* DATA EXTRACT *
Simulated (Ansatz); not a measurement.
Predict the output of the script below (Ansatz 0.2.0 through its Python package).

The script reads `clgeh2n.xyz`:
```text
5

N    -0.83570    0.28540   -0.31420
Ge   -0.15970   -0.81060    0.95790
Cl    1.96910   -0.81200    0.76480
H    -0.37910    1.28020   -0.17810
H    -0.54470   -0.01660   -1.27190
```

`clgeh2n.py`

* ACTION ITEM *
From the records above, extract every entry verbatim.

* RESPONSE BOX *
Simulated (Ansatz); not a measurement.
Predict the output of the script below (Ansatz 0.2.0 through its Python package).

The script reads `clgeh2n.xyz`:
```text
5

N    -0.83570    0.28540   -0.31420
Ge   -0.15970   -0.81060    0.95790
Cl    1.96910   -0.81200    0.76480
H    -0.37910    1.28020   -0.17810
H    -0.54470   -0.01660   -1.27190
```

`clgeh2n.py`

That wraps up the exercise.